Brief:
Although the data below holds other lines too, output only those from the line with "C is the HOMO−1" up to and including the line with "What is the HOMO–LUMO gap?", exactly as they appear.

Record set:
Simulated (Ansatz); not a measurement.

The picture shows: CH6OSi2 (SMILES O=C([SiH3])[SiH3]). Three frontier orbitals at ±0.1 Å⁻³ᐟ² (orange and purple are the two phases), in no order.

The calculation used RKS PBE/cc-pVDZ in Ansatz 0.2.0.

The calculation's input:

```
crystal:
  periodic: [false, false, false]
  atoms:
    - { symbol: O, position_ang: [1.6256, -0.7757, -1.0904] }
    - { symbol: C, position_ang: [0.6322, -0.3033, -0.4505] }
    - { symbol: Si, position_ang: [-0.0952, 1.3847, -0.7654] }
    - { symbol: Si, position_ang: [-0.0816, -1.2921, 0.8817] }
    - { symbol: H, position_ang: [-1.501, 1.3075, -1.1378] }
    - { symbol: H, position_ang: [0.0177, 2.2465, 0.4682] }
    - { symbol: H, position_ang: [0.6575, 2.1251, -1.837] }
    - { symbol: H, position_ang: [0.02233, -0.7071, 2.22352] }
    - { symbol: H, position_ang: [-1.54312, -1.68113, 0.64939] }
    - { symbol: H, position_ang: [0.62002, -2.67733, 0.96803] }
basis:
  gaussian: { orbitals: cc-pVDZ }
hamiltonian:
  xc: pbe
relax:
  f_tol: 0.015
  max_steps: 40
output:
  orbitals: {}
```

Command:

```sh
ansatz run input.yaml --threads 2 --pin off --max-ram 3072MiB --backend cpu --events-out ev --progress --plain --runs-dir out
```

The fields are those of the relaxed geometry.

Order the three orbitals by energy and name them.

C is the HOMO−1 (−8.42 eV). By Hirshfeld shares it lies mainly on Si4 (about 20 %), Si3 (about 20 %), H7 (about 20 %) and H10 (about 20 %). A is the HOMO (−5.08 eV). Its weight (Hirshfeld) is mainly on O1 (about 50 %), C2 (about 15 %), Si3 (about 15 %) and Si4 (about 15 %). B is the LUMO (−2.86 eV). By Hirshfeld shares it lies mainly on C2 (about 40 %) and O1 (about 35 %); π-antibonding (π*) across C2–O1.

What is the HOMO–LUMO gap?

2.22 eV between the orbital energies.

Response:
C is the HOMO−1 (−8.42 eV). By Hirshfeld shares it lies mainly on Si4 (about 20 %), Si3 (about 20 %), H7 (about 20 %) and H10 (about 20 %). A is the HOMO (−5.08 eV). Its weight (Hirshfeld) is mainly on O1 (about 50 %), C2 (about 15 %), Si3 (about 15 %) and Si4 (about 15 %). B is the LUMO (−2.86 eV). By Hirshfeld shares it lies mainly on C2 (about 40 %) and O1 (about 35 %); π-antibonding (π*) across C2–O1.

What is the HOMO–LUMO gap?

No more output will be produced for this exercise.